REQUIRED ACTION -> From the first line of the data below, repeat each line exactly until you reach the line with "- Largest force: 0.693 eV/Å"; include that line too.

——
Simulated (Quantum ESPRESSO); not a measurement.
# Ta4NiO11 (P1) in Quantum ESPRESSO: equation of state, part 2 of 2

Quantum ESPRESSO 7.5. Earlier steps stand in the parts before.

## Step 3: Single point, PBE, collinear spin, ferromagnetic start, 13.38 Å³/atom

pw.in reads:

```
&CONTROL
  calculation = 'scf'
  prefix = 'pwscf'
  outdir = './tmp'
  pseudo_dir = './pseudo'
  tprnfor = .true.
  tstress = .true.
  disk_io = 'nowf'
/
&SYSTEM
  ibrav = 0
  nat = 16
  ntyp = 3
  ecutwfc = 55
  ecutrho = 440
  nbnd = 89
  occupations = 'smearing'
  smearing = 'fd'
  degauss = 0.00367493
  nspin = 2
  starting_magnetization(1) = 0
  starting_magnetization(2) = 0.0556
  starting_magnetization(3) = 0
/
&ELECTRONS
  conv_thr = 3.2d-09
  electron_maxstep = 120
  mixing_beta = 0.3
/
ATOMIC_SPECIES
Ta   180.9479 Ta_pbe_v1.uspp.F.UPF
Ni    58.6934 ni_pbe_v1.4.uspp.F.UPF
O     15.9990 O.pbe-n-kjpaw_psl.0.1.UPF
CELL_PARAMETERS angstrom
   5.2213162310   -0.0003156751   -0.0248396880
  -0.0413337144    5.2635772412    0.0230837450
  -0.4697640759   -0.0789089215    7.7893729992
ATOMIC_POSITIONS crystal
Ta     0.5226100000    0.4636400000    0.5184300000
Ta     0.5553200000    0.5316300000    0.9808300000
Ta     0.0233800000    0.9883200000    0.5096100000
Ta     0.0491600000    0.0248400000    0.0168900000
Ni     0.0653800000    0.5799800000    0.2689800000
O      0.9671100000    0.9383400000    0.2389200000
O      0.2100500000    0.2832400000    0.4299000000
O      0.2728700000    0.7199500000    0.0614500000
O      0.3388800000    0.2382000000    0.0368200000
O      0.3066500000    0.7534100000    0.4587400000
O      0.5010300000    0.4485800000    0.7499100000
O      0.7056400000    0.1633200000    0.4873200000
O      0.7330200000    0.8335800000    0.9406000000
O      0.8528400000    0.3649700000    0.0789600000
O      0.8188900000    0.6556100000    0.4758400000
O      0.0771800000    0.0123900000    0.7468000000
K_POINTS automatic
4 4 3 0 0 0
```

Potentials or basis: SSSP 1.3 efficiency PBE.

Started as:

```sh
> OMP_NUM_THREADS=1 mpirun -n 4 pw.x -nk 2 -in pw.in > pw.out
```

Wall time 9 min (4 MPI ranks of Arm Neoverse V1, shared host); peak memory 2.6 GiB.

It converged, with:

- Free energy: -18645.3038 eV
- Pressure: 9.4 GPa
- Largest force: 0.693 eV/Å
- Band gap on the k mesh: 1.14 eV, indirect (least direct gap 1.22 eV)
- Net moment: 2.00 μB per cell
——

EXPECTED ANSWER ->
Simulated (Quantum ESPRESSO); not a measurement.
# Ta4NiO11 (P1) in Quantum ESPRESSO: equation of state, part 2 of 2

Quantum ESPRESSO 7.5. Earlier steps stand in the parts before.

## Step 3: Single point, PBE, collinear spin, ferromagnetic start, 13.38 Å³/atom

pw.in reads:

```
&CONTROL
  calculation = 'scf'
  prefix = 'pwscf'
  outdir = './tmp'
  pseudo_dir = './pseudo'
  tprnfor = .true.
  tstress = .true.
  disk_io = 'nowf'
/
&SYSTEM
  ibrav = 0
  nat = 16
  ntyp = 3
  ecutwfc = 55
  ecutrho = 440
  nbnd = 89
  occupations = 'smearing'
  smearing = 'fd'
  degauss = 0.00367493
  nspin = 2
  starting_magnetization(1) = 0
  starting_magnetization(2) = 0.0556
  starting_magnetization(3) = 0
/
&ELECTRONS
  conv_thr = 3.2d-09
  electron_maxstep = 120
  mixing_beta = 0.3
/
ATOMIC_SPECIES
Ta   180.9479 Ta_pbe_v1.uspp.F.UPF
Ni    58.6934 ni_pbe_v1.4.uspp.F.UPF
O     15.9990 O.pbe-n-kjpaw_psl.0.1.UPF
CELL_PARAMETERS angstrom
   5.2213162310   -0.0003156751   -0.0248396880
  -0.0413337144    5.2635772412    0.0230837450
  -0.4697640759   -0.0789089215    7.7893729992
ATOMIC_POSITIONS crystal
Ta     0.5226100000    0.4636400000    0.5184300000
Ta     0.5553200000    0.5316300000    0.9808300000
Ta     0.0233800000    0.9883200000    0.5096100000
Ta     0.0491600000    0.0248400000    0.0168900000
Ni     0.0653800000    0.5799800000    0.2689800000
O      0.9671100000    0.9383400000    0.2389200000
O      0.2100500000    0.2832400000    0.4299000000
O      0.2728700000    0.7199500000    0.0614500000
O      0.3388800000    0.2382000000    0.0368200000
O      0.3066500000    0.7534100000    0.4587400000
O      0.5010300000    0.4485800000    0.7499100000
O      0.7056400000    0.1633200000    0.4873200000
O      0.7330200000    0.8335800000    0.9406000000
O      0.8528400000    0.3649700000    0.0789600000
O      0.8188900000    0.6556100000    0.4758400000
O      0.0771800000    0.0123900000    0.7468000000
K_POINTS automatic
4 4 3 0 0 0
```

Potentials or basis: SSSP 1.3 efficiency PBE.

Started as:

```sh
> OMP_NUM_THREADS=1 mpirun -n 4 pw.x -nk 2 -in pw.in > pw.out
```

Wall time 9 min (4 MPI ranks of Arm Neoverse V1, shared host); peak memory 2.6 GiB.

It converged, with:

- Free energy: -18645.3038 eV
- Pressure: 9.4 GPa
- Largest force: 0.693 eV/Å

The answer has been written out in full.